INFORMATION:
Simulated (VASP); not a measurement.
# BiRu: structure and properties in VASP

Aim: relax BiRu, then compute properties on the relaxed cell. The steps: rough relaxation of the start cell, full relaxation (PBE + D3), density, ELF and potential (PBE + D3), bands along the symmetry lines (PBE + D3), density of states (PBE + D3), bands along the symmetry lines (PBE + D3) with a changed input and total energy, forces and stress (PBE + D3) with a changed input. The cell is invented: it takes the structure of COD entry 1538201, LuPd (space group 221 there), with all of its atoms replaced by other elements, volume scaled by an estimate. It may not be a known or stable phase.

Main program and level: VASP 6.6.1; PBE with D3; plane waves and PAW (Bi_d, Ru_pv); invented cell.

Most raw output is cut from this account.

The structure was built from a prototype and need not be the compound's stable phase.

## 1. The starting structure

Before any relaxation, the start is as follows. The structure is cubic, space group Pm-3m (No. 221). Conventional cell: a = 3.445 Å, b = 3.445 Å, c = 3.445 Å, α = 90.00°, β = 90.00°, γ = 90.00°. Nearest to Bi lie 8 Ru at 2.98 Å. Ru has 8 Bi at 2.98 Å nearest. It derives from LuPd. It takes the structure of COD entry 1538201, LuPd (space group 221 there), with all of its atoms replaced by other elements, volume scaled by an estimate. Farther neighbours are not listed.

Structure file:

WORK TASK:
With no line skipped, output the listing in full.

EXPECTED ANSWER:
Simulated (VASP); not a measurement.
# BiRu: structure and properties in VASP

Aim: relax BiRu, then compute properties on the relaxed cell. The steps: rough relaxation of the start cell, full relaxation (PBE + D3), density, ELF and potential (PBE + D3), bands along the symmetry lines (PBE + D3), density of states (PBE + D3), bands along the symmetry lines (PBE + D3) with a changed input and total energy, forces and stress (PBE + D3) with a changed input. The cell is invented: it takes the structure of COD entry 1538201, LuPd (space group 221 there), with all of its atoms replaced by other elements, volume scaled by an estimate. It may not be a known or stable phase.

Main program and level: VASP 6.6.1; PBE with D3; plane waves and PAW (Bi_d, Ru_pv); invented cell.

Most raw output is cut from this account.

The structure was built from a prototype and need not be the compound's stable phase.

## 1. The starting structure

Before any relaxation, the start is as follows. The structure is cubic, space group Pm-3m (No. 221). Conventional cell: a = 3.445 Å, b = 3.445 Å, c = 3.445 Å, α = 90.00°, β = 90.00°, γ = 90.00°. Nearest to Bi lie 8 Ru at 2.98 Å. Ru has 8 Bi at 2.98 Å nearest. It derives from LuPd. It takes the structure of COD entry 1538201, LuPd (space group 221 there), with all of its atoms replaced by other elements, volume scaled by an estimate. Farther neighbours are not listed.

Structure file:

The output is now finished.